Work task: Begin at the first line of the records below and, please, give each line again exactly until the line with "What does this" is included.

Supplied records:
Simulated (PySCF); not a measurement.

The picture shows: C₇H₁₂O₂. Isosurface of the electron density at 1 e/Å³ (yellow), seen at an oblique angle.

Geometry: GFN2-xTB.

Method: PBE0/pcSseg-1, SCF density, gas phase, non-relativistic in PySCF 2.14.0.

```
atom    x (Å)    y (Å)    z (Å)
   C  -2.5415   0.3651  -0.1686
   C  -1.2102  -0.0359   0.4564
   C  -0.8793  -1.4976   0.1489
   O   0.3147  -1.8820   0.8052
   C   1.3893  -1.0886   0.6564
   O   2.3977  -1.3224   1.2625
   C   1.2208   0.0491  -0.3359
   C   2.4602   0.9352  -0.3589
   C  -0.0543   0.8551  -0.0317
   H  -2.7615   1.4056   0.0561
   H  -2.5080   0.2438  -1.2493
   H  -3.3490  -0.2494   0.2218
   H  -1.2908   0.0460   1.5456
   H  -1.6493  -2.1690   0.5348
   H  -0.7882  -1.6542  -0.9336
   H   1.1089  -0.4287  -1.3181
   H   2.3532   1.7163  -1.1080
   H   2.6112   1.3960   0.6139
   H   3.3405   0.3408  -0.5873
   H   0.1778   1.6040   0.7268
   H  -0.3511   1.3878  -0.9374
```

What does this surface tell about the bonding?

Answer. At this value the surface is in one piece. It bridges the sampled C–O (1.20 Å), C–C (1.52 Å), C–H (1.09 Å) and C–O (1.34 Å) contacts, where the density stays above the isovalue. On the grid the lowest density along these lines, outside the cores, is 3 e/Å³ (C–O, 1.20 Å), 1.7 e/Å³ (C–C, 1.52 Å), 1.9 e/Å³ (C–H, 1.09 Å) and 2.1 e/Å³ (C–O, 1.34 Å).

Task result:
Simulated (PySCF); not a measurement.

The picture shows: C₇H₁₂O₂. Isosurface of the electron density at 1 e/Å³ (yellow), seen at an oblique angle.

Geometry: GFN2-xTB.

Method: PBE0/pcSseg-1, SCF density, gas phase, non-relativistic in PySCF 2.14.0.

```
atom    x (Å)    y (Å)    z (Å)
   C  -2.5415   0.3651  -0.1686
   C  -1.2102  -0.0359   0.4564
   C  -0.8793  -1.4976   0.1489
   O   0.3147  -1.8820   0.8052
   C   1.3893  -1.0886   0.6564
   O   2.3977  -1.3224   1.2625
   C   1.2208   0.0491  -0.3359
   C   2.4602   0.9352  -0.3589
   C  -0.0543   0.8551  -0.0317
   H  -2.7615   1.4056   0.0561
   H  -2.5080   0.2438  -1.2493
   H  -3.3490  -0.2494   0.2218
   H  -1.2908   0.0460   1.5456
   H  -1.6493  -2.1690   0.5348
   H  -0.7882  -1.6542  -0.9336
   H   1.1089  -0.4287  -1.3181
   H   2.3532   1.7163  -1.1080
   H   2.6112   1.3960   0.6139
   H   3.3405   0.3408  -0.5873
   H   0.1778   1.6040   0.7268
   H  -0.3511   1.3878  -0.9374
```

What does this surface tell about the bonding?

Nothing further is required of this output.